(EXCERPTED DATA)

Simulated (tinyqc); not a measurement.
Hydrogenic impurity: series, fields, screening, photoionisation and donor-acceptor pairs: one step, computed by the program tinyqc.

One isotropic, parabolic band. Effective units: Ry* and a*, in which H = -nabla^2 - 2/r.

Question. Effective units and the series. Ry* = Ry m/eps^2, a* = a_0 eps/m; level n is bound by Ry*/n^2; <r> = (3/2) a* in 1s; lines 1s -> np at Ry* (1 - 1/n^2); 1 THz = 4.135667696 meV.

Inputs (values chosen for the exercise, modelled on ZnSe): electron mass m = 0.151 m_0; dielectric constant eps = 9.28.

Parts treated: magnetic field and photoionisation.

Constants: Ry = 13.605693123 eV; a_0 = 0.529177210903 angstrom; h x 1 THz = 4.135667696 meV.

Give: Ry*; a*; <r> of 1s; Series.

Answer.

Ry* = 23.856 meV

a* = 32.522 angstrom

(End EXCERPTED DATA)

[WORK REQUEST]: The answer is the run of lines above from the line containing "Inputs (values chosen" through the line containing "Ry* = 23.856 meV", copied exactly and alone.

[TASK OUTPUT]:
Inputs (values chosen for the exercise, modelled on ZnSe): electron mass m = 0.151 m_0; dielectric constant eps = 9.28.

Parts treated: magnetic field and photoionisation.

Constants: Ry = 13.605693123 eV; a_0 = 0.529177210903 angstrom; h x 1 THz = 4.135667696 meV.

Give: Ry*; a*; <r> of 1s; Series.

Answer.

Ry* = 23.856 meV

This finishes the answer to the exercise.